## Work instruction
The reply must return each line of the data exactly.

## Material shown
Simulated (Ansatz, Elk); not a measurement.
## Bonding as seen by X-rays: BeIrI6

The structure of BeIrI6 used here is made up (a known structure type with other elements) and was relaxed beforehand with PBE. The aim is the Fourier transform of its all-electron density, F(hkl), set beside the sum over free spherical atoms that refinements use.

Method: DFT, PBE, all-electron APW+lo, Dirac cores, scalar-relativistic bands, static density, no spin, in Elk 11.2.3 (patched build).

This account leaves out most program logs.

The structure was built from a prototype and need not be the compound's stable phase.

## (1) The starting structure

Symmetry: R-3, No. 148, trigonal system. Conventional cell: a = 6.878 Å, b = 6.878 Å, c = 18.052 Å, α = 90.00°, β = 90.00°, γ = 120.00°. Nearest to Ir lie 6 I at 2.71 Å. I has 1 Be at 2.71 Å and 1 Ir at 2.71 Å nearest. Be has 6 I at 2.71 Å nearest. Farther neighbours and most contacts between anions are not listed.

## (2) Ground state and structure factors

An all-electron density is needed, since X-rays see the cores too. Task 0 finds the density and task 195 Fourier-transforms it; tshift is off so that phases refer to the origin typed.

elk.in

## Worked solution
Simulated (Ansatz, Elk); not a measurement.
## Bonding as seen by X-rays: BeIrI6

The structure of BeIrI6 used here is made up (a known structure type with other elements) and was relaxed beforehand with PBE. The aim is the Fourier transform of its all-electron density, F(hkl), set beside the sum over free spherical atoms that refinements use.

Method: DFT, PBE, all-electron APW+lo, Dirac cores, scalar-relativistic bands, static density, no spin, in Elk 11.2.3 (patched build).

This account leaves out most program logs.

The structure was built from a prototype and need not be the compound's stable phase.

## (1) The starting structure

Symmetry: R-3, No. 148, trigonal system. Conventional cell: a = 6.878 Å, b = 6.878 Å, c = 18.052 Å, α = 90.00°, β = 90.00°, γ = 120.00°. Nearest to Ir lie 6 I at 2.71 Å. I has 1 Be at 2.71 Å and 1 Ir at 2.71 Å nearest. Be has 6 I at 2.71 Å nearest. Farther neighbours and most contacts between anions are not listed.

## (2) Ground state and structure factors

An all-electron density is needed, since X-rays see the cores too. Task 0 finds the density and task 195 Fourier-transforms it; tshift is off so that phases refer to the origin typed.

elk.in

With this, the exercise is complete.